- Work item
Could you output every record below exactly as it appears?

*** Data section Section Begins ***

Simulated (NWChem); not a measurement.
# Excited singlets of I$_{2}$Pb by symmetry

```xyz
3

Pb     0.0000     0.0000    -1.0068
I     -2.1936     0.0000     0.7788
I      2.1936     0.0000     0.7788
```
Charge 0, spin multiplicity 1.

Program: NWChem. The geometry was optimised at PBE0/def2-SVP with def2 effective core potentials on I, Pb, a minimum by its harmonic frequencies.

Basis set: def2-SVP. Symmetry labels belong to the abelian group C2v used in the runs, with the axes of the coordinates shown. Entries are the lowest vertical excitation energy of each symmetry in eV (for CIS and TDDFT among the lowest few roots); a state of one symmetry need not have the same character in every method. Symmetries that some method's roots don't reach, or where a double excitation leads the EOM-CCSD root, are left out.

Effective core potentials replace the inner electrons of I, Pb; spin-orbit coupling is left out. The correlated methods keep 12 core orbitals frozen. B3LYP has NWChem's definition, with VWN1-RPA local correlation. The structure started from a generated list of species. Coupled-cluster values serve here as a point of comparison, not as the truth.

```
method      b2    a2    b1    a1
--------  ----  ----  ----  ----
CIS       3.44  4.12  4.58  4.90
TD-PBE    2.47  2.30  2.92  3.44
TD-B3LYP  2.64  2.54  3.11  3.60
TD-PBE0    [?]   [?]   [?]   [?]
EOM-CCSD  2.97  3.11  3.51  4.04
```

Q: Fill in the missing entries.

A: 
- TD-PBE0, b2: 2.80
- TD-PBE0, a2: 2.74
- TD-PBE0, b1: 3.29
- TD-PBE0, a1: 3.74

*** Data section Section Ends ***

- Response area
Simulated (NWChem); not a measurement.
# Excited singlets of I$_{2}$Pb by symmetry

```xyz
3

Pb     0.0000     0.0000    -1.0068
I     -2.1936     0.0000     0.7788
I      2.1936     0.0000     0.7788
```
Charge 0, spin multiplicity 1.

Program: NWChem. The geometry was optimised at PBE0/def2-SVP with def2 effective core potentials on I, Pb, a minimum by its harmonic frequencies.

Basis set: def2-SVP. Symmetry labels belong to the abelian group C2v used in the runs, with the axes of the coordinates shown. Entries are the lowest vertical excitation energy of each symmetry in eV (for CIS and TDDFT among the lowest few roots); a state of one symmetry need not have the same character in every method. Symmetries that some method's roots don't reach, or where a double excitation leads the EOM-CCSD root, are left out.

Effective core potentials replace the inner electrons of I, Pb; spin-orbit coupling is left out. The correlated methods keep 12 core orbitals frozen. B3LYP has NWChem's definition, with VWN1-RPA local correlation. The structure started from a generated list of species. Coupled-cluster values serve here as a point of comparison, not as the truth.

```
method      b2    a2    b1    a1
--------  ----  ----  ----  ----
CIS       3.44  4.12  4.58  4.90
TD-PBE    2.47  2.30  2.92  3.44
TD-B3LYP  2.64  2.54  3.11  3.60
TD-PBE0    [?]   [?]   [?]   [?]
EOM-CCSD  2.97  3.11  3.51  4.04
```

Q: Fill in the missing entries.

A: 
- TD-PBE0, b2: 2.80
- TD-PBE0, a2: 2.74
- TD-PBE0, b1: 3.29
- TD-PBE0, a1: 3.74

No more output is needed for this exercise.